━━━ Supplied entries ━━━

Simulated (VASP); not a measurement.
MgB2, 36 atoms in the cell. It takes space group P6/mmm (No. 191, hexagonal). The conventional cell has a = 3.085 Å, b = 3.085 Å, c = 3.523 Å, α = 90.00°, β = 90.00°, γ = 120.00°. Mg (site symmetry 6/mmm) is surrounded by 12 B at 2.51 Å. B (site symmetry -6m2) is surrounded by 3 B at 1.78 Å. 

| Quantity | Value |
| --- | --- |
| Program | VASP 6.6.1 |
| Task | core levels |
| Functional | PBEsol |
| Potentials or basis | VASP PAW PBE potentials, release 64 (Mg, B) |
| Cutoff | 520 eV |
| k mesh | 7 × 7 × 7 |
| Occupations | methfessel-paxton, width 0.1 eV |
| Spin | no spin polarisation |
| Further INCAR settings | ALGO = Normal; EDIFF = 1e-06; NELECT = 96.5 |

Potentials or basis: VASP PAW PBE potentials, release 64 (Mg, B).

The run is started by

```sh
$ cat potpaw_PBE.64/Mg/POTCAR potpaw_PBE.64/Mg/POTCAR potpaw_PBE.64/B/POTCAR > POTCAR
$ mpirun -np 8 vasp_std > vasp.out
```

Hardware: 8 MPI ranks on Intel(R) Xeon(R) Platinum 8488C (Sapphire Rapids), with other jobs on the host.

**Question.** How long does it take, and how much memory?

━━━

## Work order
Starting at the line above that holds "The run is started by" and ending at the line that holds "Hardware: 8 MPI", transcribe each line exactly and include no other lines.

## Written solution
The run is started by

```sh
$ cat potpaw_PBE.64/Mg/POTCAR potpaw_PBE.64/Mg/POTCAR potpaw_PBE.64/B/POTCAR > POTCAR
$ mpirun -np 8 vasp_std > vasp.out
```

Hardware: 8 MPI ranks on Intel(R) Xeon(R) Platinum 8488C (Sapphire Rapids), with other jobs on the host.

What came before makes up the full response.